## [PROVIDED INFORMATION]
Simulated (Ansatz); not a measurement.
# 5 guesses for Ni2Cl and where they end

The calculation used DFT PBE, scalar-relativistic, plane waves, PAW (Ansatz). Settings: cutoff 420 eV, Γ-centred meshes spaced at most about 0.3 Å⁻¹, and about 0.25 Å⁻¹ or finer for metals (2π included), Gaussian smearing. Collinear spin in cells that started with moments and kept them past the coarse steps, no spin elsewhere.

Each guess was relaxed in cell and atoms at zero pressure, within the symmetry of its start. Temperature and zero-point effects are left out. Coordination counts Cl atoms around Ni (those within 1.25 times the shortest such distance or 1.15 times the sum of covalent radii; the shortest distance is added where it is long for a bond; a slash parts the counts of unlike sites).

## [ACTIVITY]
From the first line to the last, copy every record exactly.

## [YOUR SOLUTION]
Simulated (Ansatz); not a measurement.
# 5 guesses for Ni2Cl and where they end

The calculation used DFT PBE, scalar-relativistic, plane waves, PAW (Ansatz). Settings: cutoff 420 eV, Γ-centred meshes spaced at most about 0.3 Å⁻¹, and about 0.25 Å⁻¹ or finer for metals (2π included), Gaussian smearing. Collinear spin in cells that started with moments and kept them past the coarse steps, no spin elsewhere.

Each guess was relaxed in cell and atoms at zero pressure, within the symmetry of its start. Temperature and zero-point effects are left out. Coordination counts Cl atoms around Ni (those within 1.25 times the shortest such distance or 1.15 times the sum of covalent radii; the shortest distance is added where it is long for a bond; a slash parts the counts of unlike sites).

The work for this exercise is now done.